◆ **REQUIREMENT**
Please restate verbatim the lines that open the listing below, ending with the line in which "### Step 2. VASP: single point, LDA" occurs.

◆ **GIVEN INFORMATION**
──────────
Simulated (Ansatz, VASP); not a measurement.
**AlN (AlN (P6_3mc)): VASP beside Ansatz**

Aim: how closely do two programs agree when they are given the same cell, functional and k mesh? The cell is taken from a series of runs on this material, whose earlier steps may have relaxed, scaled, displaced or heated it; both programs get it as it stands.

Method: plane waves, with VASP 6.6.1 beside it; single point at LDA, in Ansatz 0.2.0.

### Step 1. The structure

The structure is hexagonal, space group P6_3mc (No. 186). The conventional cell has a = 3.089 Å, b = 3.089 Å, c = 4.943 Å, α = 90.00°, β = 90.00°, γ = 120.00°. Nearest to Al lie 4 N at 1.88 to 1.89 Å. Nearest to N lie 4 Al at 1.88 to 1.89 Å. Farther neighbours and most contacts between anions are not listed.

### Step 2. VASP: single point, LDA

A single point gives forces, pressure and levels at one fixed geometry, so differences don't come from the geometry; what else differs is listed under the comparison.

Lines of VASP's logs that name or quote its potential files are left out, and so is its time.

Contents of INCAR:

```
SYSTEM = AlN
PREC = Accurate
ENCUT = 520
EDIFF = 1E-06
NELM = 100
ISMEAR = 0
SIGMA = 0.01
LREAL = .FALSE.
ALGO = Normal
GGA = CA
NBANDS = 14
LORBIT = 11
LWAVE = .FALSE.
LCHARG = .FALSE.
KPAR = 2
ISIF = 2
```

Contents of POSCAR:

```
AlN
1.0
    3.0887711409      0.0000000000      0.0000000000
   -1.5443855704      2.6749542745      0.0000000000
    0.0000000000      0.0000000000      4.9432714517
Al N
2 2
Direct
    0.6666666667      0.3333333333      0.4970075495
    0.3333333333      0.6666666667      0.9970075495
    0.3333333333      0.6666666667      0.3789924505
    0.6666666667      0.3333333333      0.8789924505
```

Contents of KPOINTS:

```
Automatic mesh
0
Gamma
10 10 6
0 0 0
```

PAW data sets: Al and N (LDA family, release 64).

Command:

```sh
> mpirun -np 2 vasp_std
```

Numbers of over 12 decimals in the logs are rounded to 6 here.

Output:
──────────

◆ **YOUR SOLUTION**
Simulated (Ansatz, VASP); not a measurement.
**AlN (AlN (P6_3mc)): VASP beside Ansatz**

Aim: how closely do two programs agree when they are given the same cell, functional and k mesh? The cell is taken from a series of runs on this material, whose earlier steps may have relaxed, scaled, displaced or heated it; both programs get it as it stands.

Method: plane waves, with VASP 6.6.1 beside it; single point at LDA, in Ansatz 0.2.0.

### Step 1. The structure

The structure is hexagonal, space group P6_3mc (No. 186). The conventional cell has a = 3.089 Å, b = 3.089 Å, c = 4.943 Å, α = 90.00°, β = 90.00°, γ = 120.00°. Nearest to Al lie 4 N at 1.88 to 1.89 Å. Nearest to N lie 4 Al at 1.88 to 1.89 Å. Farther neighbours and most contacts between anions are not listed.

### Step 2. VASP: single point, LDA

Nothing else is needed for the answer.